- WORK REQUEST -
Please restate each entry exactly, without skipping any.

- PROVIDED MATERIAL -
■ ■ ■ ■ ■ ■ ■
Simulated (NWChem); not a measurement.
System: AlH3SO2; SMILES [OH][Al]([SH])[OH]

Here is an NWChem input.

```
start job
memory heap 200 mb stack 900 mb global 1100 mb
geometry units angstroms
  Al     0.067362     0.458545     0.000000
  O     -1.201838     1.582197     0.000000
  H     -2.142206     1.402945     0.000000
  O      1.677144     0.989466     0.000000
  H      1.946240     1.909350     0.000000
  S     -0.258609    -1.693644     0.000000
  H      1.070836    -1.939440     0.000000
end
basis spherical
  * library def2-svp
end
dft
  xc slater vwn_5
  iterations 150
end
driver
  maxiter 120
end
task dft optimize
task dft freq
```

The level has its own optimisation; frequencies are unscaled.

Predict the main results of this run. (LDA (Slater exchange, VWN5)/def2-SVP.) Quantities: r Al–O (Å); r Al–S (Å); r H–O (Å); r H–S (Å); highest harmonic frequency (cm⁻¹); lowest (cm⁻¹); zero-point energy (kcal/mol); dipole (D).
■ ■ ■ ■ ■ ■ ■

- EXPECTED ANSWER -
Simulated (NWChem); not a measurement.
System: AlH3SO2; SMILES [OH][Al]([SH])[OH]

Here is an NWChem input.

```
start job
memory heap 200 mb stack 900 mb global 1100 mb
geometry units angstroms
  Al     0.067362     0.458545     0.000000
  O     -1.201838     1.582197     0.000000
  H     -2.142206     1.402945     0.000000
  O      1.677144     0.989466     0.000000
  H      1.946240     1.909350     0.000000
  S     -0.258609    -1.693644     0.000000
  H      1.070836    -1.939440     0.000000
end
basis spherical
  * library def2-svp
end
dft
  xc slater vwn_5
  iterations 150
end
driver
  maxiter 120
end
task dft optimize
task dft freq
```

The level has its own optimisation; frequencies are unscaled.

Predict the main results of this run. (LDA (Slater exchange, VWN5)/def2-SVP.) Quantities: r Al–O (Å); r Al–S (Å); r H–O (Å); r H–S (Å); highest harmonic frequency (cm⁻¹); lowest (cm⁻¹); zero-point energy (kcal/mol); dipole (D).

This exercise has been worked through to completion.